■ Exercise ■
Could you retype the whole listing, word for word?

BEGIN Data extract

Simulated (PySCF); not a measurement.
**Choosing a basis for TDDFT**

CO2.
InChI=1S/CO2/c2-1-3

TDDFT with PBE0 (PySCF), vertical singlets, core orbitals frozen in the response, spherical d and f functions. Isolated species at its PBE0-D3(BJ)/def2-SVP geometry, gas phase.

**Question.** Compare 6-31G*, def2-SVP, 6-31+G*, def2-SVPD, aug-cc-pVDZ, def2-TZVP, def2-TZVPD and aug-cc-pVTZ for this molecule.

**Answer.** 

END Data extract

■ Task output ■
Simulated (PySCF); not a measurement.
**Choosing a basis for TDDFT**

CO2.
InChI=1S/CO2/c2-1-3

TDDFT with PBE0 (PySCF), vertical singlets, core orbitals frozen in the response, spherical d and f functions. Isolated species at its PBE0-D3(BJ)/def2-SVP geometry, gas phase.

**Question.** Compare 6-31G*, def2-SVP, 6-31+G*, def2-SVPD, aug-cc-pVDZ, def2-TZVP, def2-TZVPD and aug-cc-pVTZ for this molecule.

**Answer.** 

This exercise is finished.